DATASET:
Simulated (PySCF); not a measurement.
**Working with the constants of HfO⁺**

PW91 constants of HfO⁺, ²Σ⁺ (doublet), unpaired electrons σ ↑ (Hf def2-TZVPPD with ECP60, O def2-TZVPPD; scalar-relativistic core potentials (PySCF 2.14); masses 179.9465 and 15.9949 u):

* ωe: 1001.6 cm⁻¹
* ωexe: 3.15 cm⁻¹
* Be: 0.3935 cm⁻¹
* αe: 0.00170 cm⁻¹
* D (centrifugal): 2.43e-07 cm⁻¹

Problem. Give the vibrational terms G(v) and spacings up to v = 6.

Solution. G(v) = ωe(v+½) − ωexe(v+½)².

ACTIVITY: Produce an exact copy of all the records.

YOUR SOLUTION:
Simulated (PySCF); not a measurement.
**Working with the constants of HfO⁺**

PW91 constants of HfO⁺, ²Σ⁺ (doublet), unpaired electrons σ ↑ (Hf def2-TZVPPD with ECP60, O def2-TZVPPD; scalar-relativistic core potentials (PySCF 2.14); masses 179.9465 and 15.9949 u):

* ωe: 1001.6 cm⁻¹
* ωexe: 3.15 cm⁻¹
* Be: 0.3935 cm⁻¹
* αe: 0.00170 cm⁻¹
* D (centrifugal): 2.43e-07 cm⁻¹

Problem. Give the vibrational terms G(v) and spacings up to v = 6.

Solution. G(v) = ωe(v+½) − ωexe(v+½)².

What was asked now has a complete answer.